Work instruction:
All lines from the first line of the material up to and including the line with "Problem. How long" must be copied exactly, and no others.

Dataset extract:

-=-=-=-=-

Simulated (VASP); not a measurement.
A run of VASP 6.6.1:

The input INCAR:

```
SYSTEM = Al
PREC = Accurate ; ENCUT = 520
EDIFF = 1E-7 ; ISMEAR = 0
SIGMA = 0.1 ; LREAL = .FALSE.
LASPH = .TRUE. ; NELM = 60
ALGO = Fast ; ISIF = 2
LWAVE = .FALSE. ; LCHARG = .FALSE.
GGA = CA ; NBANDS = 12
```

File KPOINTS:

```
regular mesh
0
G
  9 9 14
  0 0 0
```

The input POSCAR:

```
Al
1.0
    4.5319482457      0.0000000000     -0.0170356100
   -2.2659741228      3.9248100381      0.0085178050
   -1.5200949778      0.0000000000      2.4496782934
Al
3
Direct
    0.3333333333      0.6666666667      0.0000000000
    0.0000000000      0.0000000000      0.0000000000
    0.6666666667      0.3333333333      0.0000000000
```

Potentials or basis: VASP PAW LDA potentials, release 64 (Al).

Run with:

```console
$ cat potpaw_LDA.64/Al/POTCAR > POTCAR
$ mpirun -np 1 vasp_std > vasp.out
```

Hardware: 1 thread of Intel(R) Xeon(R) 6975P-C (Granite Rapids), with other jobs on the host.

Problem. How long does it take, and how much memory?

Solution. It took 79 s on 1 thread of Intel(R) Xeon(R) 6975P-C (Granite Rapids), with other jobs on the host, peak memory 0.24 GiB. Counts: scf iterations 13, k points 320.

-=-=-=-=-

Exercise response:
Simulated (VASP); not a measurement.
A run of VASP 6.6.1:

The input INCAR:

```
SYSTEM = Al
PREC = Accurate ; ENCUT = 520
EDIFF = 1E-7 ; ISMEAR = 0
SIGMA = 0.1 ; LREAL = .FALSE.
LASPH = .TRUE. ; NELM = 60
ALGO = Fast ; ISIF = 2
LWAVE = .FALSE. ; LCHARG = .FALSE.
GGA = CA ; NBANDS = 12
```

File KPOINTS:

```
regular mesh
0
G
  9 9 14
  0 0 0
```

The input POSCAR:

```
Al
1.0
    4.5319482457      0.0000000000     -0.0170356100
   -2.2659741228      3.9248100381      0.0085178050
   -1.5200949778      0.0000000000      2.4496782934
Al
3
Direct
    0.3333333333      0.6666666667      0.0000000000
    0.0000000000      0.0000000000      0.0000000000
    0.6666666667      0.3333333333      0.0000000000
```

Potentials or basis: VASP PAW LDA potentials, release 64 (Al).

Run with:

```console
$ cat potpaw_LDA.64/Al/POTCAR > POTCAR
$ mpirun -np 1 vasp_std > vasp.out
```

Hardware: 1 thread of Intel(R) Xeon(R) 6975P-C (Granite Rapids), with other jobs on the host.

Problem. How long does it take, and how much memory?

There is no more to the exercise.